[DATA SUPPLIED]
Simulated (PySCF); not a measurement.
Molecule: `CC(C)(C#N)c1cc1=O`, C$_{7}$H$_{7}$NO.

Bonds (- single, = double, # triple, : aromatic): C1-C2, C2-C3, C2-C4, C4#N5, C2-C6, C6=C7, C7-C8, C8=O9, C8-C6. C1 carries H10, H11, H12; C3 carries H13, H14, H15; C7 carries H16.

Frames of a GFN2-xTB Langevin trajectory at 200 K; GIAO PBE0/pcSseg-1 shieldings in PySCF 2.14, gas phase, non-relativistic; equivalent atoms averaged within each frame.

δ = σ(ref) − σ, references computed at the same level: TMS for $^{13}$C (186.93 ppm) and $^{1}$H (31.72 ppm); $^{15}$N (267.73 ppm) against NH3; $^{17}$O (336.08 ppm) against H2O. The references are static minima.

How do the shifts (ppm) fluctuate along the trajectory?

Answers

[TASK ITEM]
Extract all of the data above without altering anything.

[RESULT]
Simulated (PySCF); not a measurement.
Molecule: `CC(C)(C#N)c1cc1=O`, C$_{7}$H$_{7}$NO.

Bonds (- single, = double, # triple, : aromatic): C1-C2, C2-C3, C2-C4, C4#N5, C2-C6, C6=C7, C7-C8, C8=O9, C8-C6. C1 carries H10, H11, H12; C3 carries H13, H14, H15; C7 carries H16.

Frames of a GFN2-xTB Langevin trajectory at 200 K; GIAO PBE0/pcSseg-1 shieldings in PySCF 2.14, gas phase, non-relativistic; equivalent atoms averaged within each frame.

δ = σ(ref) − σ, references computed at the same level: TMS for $^{13}$C (186.93 ppm) and $^{1}$H (31.72 ppm); $^{15}$N (267.73 ppm) against NH3; $^{17}$O (336.08 ppm) against H2O. The references are static minima.

How do the shifts (ppm) fluctuate along the trajectory?

Answers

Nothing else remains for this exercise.